● **Work task**
Hand back the entries below exactly.

--- START ---
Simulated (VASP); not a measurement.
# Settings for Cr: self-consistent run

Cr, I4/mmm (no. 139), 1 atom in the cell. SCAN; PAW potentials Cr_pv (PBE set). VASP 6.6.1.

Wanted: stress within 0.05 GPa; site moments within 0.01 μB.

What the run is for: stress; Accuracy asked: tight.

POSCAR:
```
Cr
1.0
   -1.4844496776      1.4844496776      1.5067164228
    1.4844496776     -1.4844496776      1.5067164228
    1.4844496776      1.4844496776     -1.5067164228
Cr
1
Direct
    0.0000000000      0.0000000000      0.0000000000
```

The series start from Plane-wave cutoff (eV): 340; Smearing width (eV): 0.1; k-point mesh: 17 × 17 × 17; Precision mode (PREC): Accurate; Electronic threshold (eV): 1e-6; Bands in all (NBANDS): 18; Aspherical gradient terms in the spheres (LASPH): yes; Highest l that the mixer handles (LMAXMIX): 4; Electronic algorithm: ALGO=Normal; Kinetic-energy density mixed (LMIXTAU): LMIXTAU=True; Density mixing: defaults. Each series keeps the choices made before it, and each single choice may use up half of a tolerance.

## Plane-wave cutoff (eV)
--- END ---

● **Answer space**
Simulated (VASP); not a measurement.
# Settings for Cr: self-consistent run

Cr, I4/mmm (no. 139), 1 atom in the cell. SCAN; PAW potentials Cr_pv (PBE set). VASP 6.6.1.

Wanted: stress within 0.05 GPa; site moments within 0.01 μB.

What the run is for: stress; Accuracy asked: tight.

POSCAR:
```
Cr
1.0
   -1.4844496776      1.4844496776      1.5067164228
    1.4844496776     -1.4844496776      1.5067164228
    1.4844496776      1.4844496776     -1.5067164228
Cr
1
Direct
    0.0000000000      0.0000000000      0.0000000000
```

The series start from Plane-wave cutoff (eV): 340; Smearing width (eV): 0.1; k-point mesh: 17 × 17 × 17; Precision mode (PREC): Accurate; Electronic threshold (eV): 1e-6; Bands in all (NBANDS): 18; Aspherical gradient terms in the spheres (LASPH): yes; Highest l that the mixer handles (LMAXMIX): 4; Electronic algorithm: ALGO=Normal; Kinetic-energy density mixed (LMIXTAU): LMIXTAU=True; Density mixing: defaults. Each series keeps the choices made before it, and each single choice may use up half of a tolerance.

## Plane-wave cutoff (eV)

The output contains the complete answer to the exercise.